--------------------------------
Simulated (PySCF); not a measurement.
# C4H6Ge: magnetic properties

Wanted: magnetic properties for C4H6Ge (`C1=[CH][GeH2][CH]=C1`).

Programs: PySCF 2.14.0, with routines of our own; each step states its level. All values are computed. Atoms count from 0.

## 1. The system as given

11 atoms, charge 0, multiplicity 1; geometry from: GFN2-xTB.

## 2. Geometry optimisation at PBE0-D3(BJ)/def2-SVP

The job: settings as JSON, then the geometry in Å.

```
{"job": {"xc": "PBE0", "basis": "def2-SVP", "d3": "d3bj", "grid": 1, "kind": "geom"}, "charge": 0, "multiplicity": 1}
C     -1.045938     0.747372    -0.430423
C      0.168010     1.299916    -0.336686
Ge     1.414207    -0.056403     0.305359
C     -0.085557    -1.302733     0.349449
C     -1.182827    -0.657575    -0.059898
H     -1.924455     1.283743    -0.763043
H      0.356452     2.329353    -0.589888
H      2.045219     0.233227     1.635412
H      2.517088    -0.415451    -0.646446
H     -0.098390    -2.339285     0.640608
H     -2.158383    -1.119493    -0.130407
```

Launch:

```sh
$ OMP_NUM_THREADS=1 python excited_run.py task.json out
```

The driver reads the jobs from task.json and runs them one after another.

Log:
--------------------------------

Required action
Copy the records exactly, keeping every word in place.

Expected answer
Simulated (PySCF); not a measurement.
# C4H6Ge: magnetic properties

Wanted: magnetic properties for C4H6Ge (`C1=[CH][GeH2][CH]=C1`).

Programs: PySCF 2.14.0, with routines of our own; each step states its level. All values are computed. Atoms count from 0.

## 1. The system as given

11 atoms, charge 0, multiplicity 1; geometry from: GFN2-xTB.

## 2. Geometry optimisation at PBE0-D3(BJ)/def2-SVP

The job: settings as JSON, then the geometry in Å.

```
{"job": {"xc": "PBE0", "basis": "def2-SVP", "d3": "d3bj", "grid": 1, "kind": "geom"}, "charge": 0, "multiplicity": 1}
C     -1.045938     0.747372    -0.430423
C      0.168010     1.299916    -0.336686
Ge     1.414207    -0.056403     0.305359
C     -0.085557    -1.302733     0.349449
C     -1.182827    -0.657575    -0.059898
H     -1.924455     1.283743    -0.763043
H      0.356452     2.329353    -0.589888
H      2.045219     0.233227     1.635412
H      2.517088    -0.415451    -0.646446
H     -0.098390    -2.339285     0.640608
H     -2.158383    -1.119493    -0.130407
```

Launch:

```sh
$ OMP_NUM_THREADS=1 python excited_run.py task.json out
```

The driver reads the jobs from task.json and runs them one after another.

Log:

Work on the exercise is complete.